GIVEN ENTRIES
★ ★ ★

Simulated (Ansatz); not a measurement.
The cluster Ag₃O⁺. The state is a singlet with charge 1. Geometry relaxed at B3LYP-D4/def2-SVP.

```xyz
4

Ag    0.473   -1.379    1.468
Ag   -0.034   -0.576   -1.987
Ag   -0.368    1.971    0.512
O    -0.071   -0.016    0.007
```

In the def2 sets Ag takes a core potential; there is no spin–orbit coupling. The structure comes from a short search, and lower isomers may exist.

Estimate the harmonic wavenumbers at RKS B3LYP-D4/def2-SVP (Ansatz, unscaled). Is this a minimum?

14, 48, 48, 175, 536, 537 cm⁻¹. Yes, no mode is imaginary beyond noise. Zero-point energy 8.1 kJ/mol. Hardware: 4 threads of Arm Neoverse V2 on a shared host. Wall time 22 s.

★ ★ ★

WORK REQUEST
Write out the listing's lines exactly, from its first line through the line that contains "Estimate the harmonic", and stop there.

RESULT
Simulated (Ansatz); not a measurement.
The cluster Ag₃O⁺. The state is a singlet with charge 1. Geometry relaxed at B3LYP-D4/def2-SVP.

```xyz
4

Ag    0.473   -1.379    1.468
Ag   -0.034   -0.576   -1.987
Ag   -0.368    1.971    0.512
O    -0.071   -0.016    0.007
```

In the def2 sets Ag takes a core potential; there is no spin–orbit coupling. The structure comes from a short search, and lower isomers may exist.

Estimate the harmonic wavenumbers at RKS B3LYP-D4/def2-SVP (Ansatz, unscaled). Is this a minimum?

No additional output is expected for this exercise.